Work order: Copy out exactly the lines from the first line of the material below through the line containing "Potentials or basis: VASP", and nothing beyond them.

Given information:
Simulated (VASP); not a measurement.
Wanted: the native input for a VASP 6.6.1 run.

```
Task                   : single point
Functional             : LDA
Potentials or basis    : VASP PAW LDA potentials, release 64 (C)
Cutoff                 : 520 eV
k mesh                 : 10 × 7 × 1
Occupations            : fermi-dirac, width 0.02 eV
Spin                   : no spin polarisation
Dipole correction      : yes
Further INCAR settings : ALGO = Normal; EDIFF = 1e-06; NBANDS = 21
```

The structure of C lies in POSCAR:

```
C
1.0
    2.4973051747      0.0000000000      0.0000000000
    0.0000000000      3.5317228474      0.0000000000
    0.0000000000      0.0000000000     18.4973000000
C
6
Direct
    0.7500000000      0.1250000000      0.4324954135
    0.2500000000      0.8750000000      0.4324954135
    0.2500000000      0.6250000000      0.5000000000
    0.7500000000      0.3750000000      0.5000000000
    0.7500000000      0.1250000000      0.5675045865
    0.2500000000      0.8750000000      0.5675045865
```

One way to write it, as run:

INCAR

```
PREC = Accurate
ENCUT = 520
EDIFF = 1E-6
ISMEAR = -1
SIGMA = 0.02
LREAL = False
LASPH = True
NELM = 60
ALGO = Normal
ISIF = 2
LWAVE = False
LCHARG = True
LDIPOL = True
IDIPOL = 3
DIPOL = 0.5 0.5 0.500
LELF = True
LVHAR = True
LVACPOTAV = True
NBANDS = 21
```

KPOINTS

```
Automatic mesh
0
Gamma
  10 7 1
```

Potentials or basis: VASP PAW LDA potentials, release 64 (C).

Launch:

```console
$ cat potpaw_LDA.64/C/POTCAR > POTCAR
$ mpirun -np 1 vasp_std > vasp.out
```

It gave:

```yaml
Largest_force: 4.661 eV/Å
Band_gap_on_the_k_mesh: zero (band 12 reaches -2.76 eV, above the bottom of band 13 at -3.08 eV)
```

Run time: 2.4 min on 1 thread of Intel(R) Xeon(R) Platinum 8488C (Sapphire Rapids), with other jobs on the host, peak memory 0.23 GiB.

Answer area:
Simulated (VASP); not a measurement.
Wanted: the native input for a VASP 6.6.1 run.

```
Task                   : single point
Functional             : LDA
Potentials or basis    : VASP PAW LDA potentials, release 64 (C)
Cutoff                 : 520 eV
k mesh                 : 10 × 7 × 1
Occupations            : fermi-dirac, width 0.02 eV
Spin                   : no spin polarisation
Dipole correction      : yes
Further INCAR settings : ALGO = Normal; EDIFF = 1e-06; NBANDS = 21
```

The structure of C lies in POSCAR:

```
C
1.0
    2.4973051747      0.0000000000      0.0000000000
    0.0000000000      3.5317228474      0.0000000000
    0.0000000000      0.0000000000     18.4973000000
C
6
Direct
    0.7500000000      0.1250000000      0.4324954135
    0.2500000000      0.8750000000      0.4324954135
    0.2500000000      0.6250000000      0.5000000000
    0.7500000000      0.3750000000      0.5000000000
    0.7500000000      0.1250000000      0.5675045865
    0.2500000000      0.8750000000      0.5675045865
```

One way to write it, as run:

INCAR

```
PREC = Accurate
ENCUT = 520
EDIFF = 1E-6
ISMEAR = -1
SIGMA = 0.02
LREAL = False
LASPH = True
NELM = 60
ALGO = Normal
ISIF = 2
LWAVE = False
LCHARG = True
LDIPOL = True
IDIPOL = 3
DIPOL = 0.5 0.5 0.500
LELF = True
LVHAR = True
LVACPOTAV = True
NBANDS = 21
```

KPOINTS

```
Automatic mesh
0
Gamma
  10 7 1
```

Potentials or basis: VASP PAW LDA potentials, release 64 (C).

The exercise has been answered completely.